**Required action:** Copy out the lines of the records below, and only those lines, from the one with "This is a calculation of Li for VASP 6.6.1." through the one with "Q: Set up the", exactly as they appear.

**Data extracts:**
-*-*-
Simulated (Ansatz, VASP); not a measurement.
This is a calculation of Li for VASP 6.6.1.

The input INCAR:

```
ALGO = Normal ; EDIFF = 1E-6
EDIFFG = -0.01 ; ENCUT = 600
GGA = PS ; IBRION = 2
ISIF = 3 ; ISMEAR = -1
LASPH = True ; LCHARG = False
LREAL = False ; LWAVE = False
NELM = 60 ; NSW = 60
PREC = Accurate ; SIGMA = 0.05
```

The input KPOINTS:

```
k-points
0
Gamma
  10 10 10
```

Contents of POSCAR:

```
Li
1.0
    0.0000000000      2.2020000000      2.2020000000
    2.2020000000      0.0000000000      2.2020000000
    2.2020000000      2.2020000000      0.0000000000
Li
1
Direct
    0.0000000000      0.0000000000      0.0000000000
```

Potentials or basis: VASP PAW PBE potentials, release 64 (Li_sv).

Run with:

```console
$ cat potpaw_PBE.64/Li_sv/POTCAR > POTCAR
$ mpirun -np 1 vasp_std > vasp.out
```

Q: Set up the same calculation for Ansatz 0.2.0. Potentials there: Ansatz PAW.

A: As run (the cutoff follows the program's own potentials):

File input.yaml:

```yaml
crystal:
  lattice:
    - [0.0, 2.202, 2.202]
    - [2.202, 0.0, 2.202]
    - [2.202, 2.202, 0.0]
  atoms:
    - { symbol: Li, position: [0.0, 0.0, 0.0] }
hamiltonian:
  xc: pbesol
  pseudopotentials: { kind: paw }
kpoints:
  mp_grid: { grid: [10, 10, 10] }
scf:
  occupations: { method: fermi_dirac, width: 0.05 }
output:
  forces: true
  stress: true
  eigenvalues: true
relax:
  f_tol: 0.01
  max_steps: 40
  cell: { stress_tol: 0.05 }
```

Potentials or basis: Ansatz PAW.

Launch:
-*-*-

**Exercise output:**
This is a calculation of Li for VASP 6.6.1.

The input INCAR:

```
ALGO = Normal ; EDIFF = 1E-6
EDIFFG = -0.01 ; ENCUT = 600
GGA = PS ; IBRION = 2
ISIF = 3 ; ISMEAR = -1
LASPH = True ; LCHARG = False
LREAL = False ; LWAVE = False
NELM = 60 ; NSW = 60
PREC = Accurate ; SIGMA = 0.05
```

The input KPOINTS:

```
k-points
0
Gamma
  10 10 10
```

Contents of POSCAR:

```
Li
1.0
    0.0000000000      2.2020000000      2.2020000000
    2.2020000000      0.0000000000      2.2020000000
    2.2020000000      2.2020000000      0.0000000000
Li
1
Direct
    0.0000000000      0.0000000000      0.0000000000
```

Potentials or basis: VASP PAW PBE potentials, release 64 (Li_sv).

Run with:

```console
$ cat potpaw_PBE.64/Li_sv/POTCAR > POTCAR
$ mpirun -np 1 vasp_std > vasp.out
```

Q: Set up the same calculation for Ansatz 0.2.0. Potentials there: Ansatz PAW.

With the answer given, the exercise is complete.